BEGIN DATA EXTRACT

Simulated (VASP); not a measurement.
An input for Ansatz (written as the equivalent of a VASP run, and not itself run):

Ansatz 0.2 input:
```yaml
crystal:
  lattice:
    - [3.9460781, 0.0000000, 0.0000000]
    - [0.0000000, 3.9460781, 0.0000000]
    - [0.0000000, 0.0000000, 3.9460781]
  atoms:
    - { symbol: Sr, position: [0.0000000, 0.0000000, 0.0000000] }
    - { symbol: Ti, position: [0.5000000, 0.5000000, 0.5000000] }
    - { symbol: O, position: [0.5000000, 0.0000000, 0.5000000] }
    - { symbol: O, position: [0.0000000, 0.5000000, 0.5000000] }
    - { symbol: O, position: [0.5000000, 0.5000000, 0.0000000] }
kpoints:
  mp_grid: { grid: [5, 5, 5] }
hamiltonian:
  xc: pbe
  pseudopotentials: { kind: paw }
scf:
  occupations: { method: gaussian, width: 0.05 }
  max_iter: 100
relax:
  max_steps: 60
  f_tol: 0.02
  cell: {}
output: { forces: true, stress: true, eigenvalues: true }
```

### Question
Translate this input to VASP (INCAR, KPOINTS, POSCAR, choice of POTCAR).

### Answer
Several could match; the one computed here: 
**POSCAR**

END DATA EXTRACT

Type out the whole listing once more, exactly as written.

EXERCISE ANSWER:
Simulated (VASP); not a measurement.
An input for Ansatz (written as the equivalent of a VASP run, and not itself run):

Ansatz 0.2 input:
```yaml
crystal:
  lattice:
    - [3.9460781, 0.0000000, 0.0000000]
    - [0.0000000, 3.9460781, 0.0000000]
    - [0.0000000, 0.0000000, 3.9460781]
  atoms:
    - { symbol: Sr, position: [0.0000000, 0.0000000, 0.0000000] }
    - { symbol: Ti, position: [0.5000000, 0.5000000, 0.5000000] }
    - { symbol: O, position: [0.5000000, 0.0000000, 0.5000000] }
    - { symbol: O, position: [0.0000000, 0.5000000, 0.5000000] }
    - { symbol: O, position: [0.5000000, 0.5000000, 0.0000000] }
kpoints:
  mp_grid: { grid: [5, 5, 5] }
hamiltonian:
  xc: pbe
  pseudopotentials: { kind: paw }
scf:
  occupations: { method: gaussian, width: 0.05 }
  max_iter: 100
relax:
  max_steps: 60
  f_tol: 0.02
  cell: {}
output: { forces: true, stress: true, eigenvalues: true }
```

### Question
Translate this input to VASP (INCAR, KPOINTS, POSCAR, choice of POTCAR).

### Answer
Several could match; the one computed here: 
**POSCAR**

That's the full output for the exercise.